__Assigned task__:
Copy out all of the entries below without any change.

START Given information
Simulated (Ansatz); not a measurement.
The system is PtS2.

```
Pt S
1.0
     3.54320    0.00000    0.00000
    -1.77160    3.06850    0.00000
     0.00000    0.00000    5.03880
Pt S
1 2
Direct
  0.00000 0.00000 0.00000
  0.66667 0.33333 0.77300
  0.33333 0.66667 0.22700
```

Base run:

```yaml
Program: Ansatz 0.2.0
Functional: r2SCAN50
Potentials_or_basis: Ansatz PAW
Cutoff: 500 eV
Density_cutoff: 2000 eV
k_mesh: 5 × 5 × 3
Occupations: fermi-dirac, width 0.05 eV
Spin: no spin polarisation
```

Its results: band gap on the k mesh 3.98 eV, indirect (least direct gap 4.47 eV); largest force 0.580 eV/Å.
END Given information

__Result__:
Simulated (Ansatz); not a measurement.
The system is PtS2.

```
Pt S
1.0
     3.54320    0.00000    0.00000
    -1.77160    3.06850    0.00000
     0.00000    0.00000    5.03880
Pt S
1 2
Direct
  0.00000 0.00000 0.00000
  0.66667 0.33333 0.77300
  0.33333 0.66667 0.22700
```

Base run:

```yaml
Program: Ansatz 0.2.0
Functional: r2SCAN50
Potentials_or_basis: Ansatz PAW
Cutoff: 500 eV
Density_cutoff: 2000 eV
k_mesh: 5 × 5 × 3
Occupations: fermi-dirac, width 0.05 eV
Spin: no spin polarisation
```

Its results: band gap on the k mesh 3.98 eV, indirect (least direct gap 4.47 eV); largest force 0.580 eV/Å.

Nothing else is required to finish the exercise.